- _REQUIRED ACTION_: Where the line containing "Change from the" appears, end your copy; everything from the first line of the records below up to and including it must be reproduced exactly.

- _SUPPLIED MATERIAL_:
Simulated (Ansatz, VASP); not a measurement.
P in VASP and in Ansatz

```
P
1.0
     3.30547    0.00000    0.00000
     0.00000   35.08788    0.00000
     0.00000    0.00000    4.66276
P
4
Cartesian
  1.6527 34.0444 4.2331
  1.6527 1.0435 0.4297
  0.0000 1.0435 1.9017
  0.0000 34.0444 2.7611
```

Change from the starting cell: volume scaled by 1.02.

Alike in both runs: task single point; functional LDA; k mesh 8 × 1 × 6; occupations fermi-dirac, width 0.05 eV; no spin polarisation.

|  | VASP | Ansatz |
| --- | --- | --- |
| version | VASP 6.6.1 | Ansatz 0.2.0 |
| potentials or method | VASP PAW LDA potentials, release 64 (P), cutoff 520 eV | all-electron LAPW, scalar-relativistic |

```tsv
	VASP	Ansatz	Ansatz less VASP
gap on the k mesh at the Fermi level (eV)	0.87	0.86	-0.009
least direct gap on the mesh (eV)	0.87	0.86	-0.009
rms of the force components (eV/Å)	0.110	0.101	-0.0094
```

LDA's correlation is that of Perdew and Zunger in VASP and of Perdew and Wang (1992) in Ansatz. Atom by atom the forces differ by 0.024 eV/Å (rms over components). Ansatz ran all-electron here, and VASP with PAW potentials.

- _YOUR SOLUTION_:
Simulated (Ansatz, VASP); not a measurement.
P in VASP and in Ansatz

```
P
1.0
     3.30547    0.00000    0.00000
     0.00000   35.08788    0.00000
     0.00000    0.00000    4.66276
P
4
Cartesian
  1.6527 34.0444 4.2331
  1.6527 1.0435 0.4297
  0.0000 1.0435 1.9017
  0.0000 34.0444 2.7611
```

Change from the starting cell: volume scaled by 1.02.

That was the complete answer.